-- Opening Marker --

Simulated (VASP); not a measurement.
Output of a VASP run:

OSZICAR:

-- Closing Marker --

*Work task:* The entries shown above must be reproduced in full, exactly as written.

*Task result:*
Simulated (VASP); not a measurement.
Output of a VASP run:

OSZICAR:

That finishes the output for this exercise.